*** Begin section ***

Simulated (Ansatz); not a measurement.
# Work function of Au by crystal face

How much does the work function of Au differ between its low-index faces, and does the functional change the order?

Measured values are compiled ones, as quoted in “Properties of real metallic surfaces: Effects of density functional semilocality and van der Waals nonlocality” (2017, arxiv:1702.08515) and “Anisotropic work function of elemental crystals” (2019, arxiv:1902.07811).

*** End section ***

Assignment
Each record is to be given again in full, exactly as it reads.

Expected answer
Simulated (Ansatz); not a measurement.
# Work function of Au by crystal face

How much does the work function of Au differ between its low-index faces, and does the functional change the order?

Measured values are compiled ones, as quoted in “Properties of real metallic surfaces: Effects of density functional semilocality and van der Waals nonlocality” (2017, arxiv:1702.08515) and “Anisotropic work function of elemental crystals” (2019, arxiv:1902.07811).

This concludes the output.